**MATERIAL SHOWN**

:::::

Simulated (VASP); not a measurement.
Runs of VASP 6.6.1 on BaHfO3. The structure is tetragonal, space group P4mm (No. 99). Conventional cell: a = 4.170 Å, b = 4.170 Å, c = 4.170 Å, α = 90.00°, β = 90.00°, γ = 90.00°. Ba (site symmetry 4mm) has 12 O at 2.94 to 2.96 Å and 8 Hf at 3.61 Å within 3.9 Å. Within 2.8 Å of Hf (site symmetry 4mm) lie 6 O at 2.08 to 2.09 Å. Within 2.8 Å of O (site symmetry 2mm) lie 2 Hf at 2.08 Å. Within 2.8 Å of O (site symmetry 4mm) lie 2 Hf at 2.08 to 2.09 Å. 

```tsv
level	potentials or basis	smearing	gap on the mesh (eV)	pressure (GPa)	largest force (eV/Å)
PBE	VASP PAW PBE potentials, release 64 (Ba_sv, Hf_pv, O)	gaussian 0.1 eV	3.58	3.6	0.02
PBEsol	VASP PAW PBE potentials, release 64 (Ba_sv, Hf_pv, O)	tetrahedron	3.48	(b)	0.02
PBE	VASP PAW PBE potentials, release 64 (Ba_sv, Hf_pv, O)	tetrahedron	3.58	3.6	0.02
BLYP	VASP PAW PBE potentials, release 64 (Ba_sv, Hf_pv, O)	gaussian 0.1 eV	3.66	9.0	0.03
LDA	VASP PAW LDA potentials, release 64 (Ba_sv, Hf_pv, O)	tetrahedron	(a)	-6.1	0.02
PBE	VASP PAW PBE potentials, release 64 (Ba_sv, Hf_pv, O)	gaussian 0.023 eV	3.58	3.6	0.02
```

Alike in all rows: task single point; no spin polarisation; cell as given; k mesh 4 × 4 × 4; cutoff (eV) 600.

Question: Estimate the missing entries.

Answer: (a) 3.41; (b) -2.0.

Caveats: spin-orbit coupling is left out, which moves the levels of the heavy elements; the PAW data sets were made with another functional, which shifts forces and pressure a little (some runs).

:::::

**WORK ITEM**
From the records above, repeat exactly the lines from the one with "Alike in all" through the one with "Answer: (a) 3.41; (b) -2.0.", both included.

**EXPECTED ANSWER**
Alike in all rows: task single point; no spin polarisation; cell as given; k mesh 4 × 4 × 4; cutoff (eV) 600.

Question: Estimate the missing entries.

Answer: (a) 3.41; (b) -2.0.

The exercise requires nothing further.